Transcribe the data exactly, stopping after the "How long does it take, and how much memory?" line.

__Data excerpts__.

-.-.-

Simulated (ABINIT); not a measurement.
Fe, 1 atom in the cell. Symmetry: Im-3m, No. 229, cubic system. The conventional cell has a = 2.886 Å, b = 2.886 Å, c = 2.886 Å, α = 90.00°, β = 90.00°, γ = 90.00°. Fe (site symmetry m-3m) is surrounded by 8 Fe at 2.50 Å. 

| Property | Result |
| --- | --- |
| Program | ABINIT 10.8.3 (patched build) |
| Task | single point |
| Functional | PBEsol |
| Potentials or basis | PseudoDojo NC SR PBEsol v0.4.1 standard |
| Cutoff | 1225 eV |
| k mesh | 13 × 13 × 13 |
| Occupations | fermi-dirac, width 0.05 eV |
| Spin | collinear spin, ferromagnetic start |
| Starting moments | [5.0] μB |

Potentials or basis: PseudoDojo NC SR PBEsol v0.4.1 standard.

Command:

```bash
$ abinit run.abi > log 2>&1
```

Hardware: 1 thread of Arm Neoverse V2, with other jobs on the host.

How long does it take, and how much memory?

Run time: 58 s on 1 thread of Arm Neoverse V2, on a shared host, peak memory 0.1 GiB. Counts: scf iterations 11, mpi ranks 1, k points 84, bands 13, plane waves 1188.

-.-.-

__Response__.
Simulated (ABINIT); not a measurement.
Fe, 1 atom in the cell. Symmetry: Im-3m, No. 229, cubic system. The conventional cell has a = 2.886 Å, b = 2.886 Å, c = 2.886 Å, α = 90.00°, β = 90.00°, γ = 90.00°. Fe (site symmetry m-3m) is surrounded by 8 Fe at 2.50 Å. 

| Property | Result |
| --- | --- |
| Program | ABINIT 10.8.3 (patched build) |
| Task | single point |
| Functional | PBEsol |
| Potentials or basis | PseudoDojo NC SR PBEsol v0.4.1 standard |
| Cutoff | 1225 eV |
| k mesh | 13 × 13 × 13 |
| Occupations | fermi-dirac, width 0.05 eV |
| Spin | collinear spin, ferromagnetic start |
| Starting moments | [5.0] μB |

Potentials or basis: PseudoDojo NC SR PBEsol v0.4.1 standard.

Command:

```bash
$ abinit run.abi > log 2>&1
```

Hardware: 1 thread of Arm Neoverse V2, with other jobs on the host.

How long does it take, and how much memory?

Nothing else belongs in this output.